ACTION ITEM> Word for word, transcribe every line below.

LISTED RECORDS>
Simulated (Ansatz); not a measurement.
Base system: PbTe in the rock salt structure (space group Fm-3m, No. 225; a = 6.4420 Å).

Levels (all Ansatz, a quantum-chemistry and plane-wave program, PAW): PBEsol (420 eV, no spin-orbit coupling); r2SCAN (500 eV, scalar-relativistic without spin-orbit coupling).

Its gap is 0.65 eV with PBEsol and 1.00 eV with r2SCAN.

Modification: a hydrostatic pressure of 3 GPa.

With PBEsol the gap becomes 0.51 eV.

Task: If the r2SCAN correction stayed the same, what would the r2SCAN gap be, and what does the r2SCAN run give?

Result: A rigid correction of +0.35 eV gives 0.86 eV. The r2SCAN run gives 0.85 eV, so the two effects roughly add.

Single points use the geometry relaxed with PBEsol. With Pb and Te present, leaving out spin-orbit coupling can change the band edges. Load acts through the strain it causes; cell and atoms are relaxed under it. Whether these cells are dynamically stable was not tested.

YOUR RESPONSE>
Simulated (Ansatz); not a measurement.
Base system: PbTe in the rock salt structure (space group Fm-3m, No. 225; a = 6.4420 Å).

Levels (all Ansatz, a quantum-chemistry and plane-wave program, PAW): PBEsol (420 eV, no spin-orbit coupling); r2SCAN (500 eV, scalar-relativistic without spin-orbit coupling).

Its gap is 0.65 eV with PBEsol and 1.00 eV with r2SCAN.

Modification: a hydrostatic pressure of 3 GPa.

With PBEsol the gap becomes 0.51 eV.

Task: If the r2SCAN correction stayed the same, what would the r2SCAN gap be, and what does the r2SCAN run give?

Result: A rigid correction of +0.35 eV gives 0.86 eV. The r2SCAN run gives 0.85 eV, so the two effects roughly add.

Single points use the geometry relaxed with PBEsol. With Pb and Te present, leaving out spin-orbit coupling can change the band edges. Load acts through the strain it causes; cell and atoms are relaxed under it. Whether these cells are dynamically stable was not tested.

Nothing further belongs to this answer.